**SUPPLIED DATA**
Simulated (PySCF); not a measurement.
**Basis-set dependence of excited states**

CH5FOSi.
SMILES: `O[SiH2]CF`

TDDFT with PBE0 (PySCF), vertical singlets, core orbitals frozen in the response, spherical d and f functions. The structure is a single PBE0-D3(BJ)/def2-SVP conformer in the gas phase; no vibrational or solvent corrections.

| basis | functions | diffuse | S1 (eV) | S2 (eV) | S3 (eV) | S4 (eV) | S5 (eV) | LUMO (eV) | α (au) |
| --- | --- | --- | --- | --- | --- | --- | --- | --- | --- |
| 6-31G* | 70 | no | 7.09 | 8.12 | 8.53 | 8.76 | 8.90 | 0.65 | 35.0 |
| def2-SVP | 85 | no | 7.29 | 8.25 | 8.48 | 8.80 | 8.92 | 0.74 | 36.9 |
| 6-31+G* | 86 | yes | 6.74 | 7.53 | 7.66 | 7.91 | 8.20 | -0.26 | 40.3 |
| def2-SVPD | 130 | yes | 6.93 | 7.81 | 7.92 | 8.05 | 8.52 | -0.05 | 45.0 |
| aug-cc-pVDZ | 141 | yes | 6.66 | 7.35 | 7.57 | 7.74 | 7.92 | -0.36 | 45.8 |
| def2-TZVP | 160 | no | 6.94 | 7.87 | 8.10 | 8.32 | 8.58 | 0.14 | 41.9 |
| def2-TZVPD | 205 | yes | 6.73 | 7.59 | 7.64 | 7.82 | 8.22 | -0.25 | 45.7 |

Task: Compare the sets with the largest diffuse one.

**REQUIRED ACTION**
Give again, word for word, the lines of the listing, starting at its first line and ending with the line containing "TDDFT with PBE0".

**PROBLEM SOLUTION**
Simulated (PySCF); not a measurement.
**Basis-set dependence of excited states**

CH5FOSi.
SMILES: `O[SiH2]CF`

TDDFT with PBE0 (PySCF), vertical singlets, core orbitals frozen in the response, spherical d and f functions. The structure is a single PBE0-D3(BJ)/def2-SVP conformer in the gas phase; no vibrational or solvent corrections.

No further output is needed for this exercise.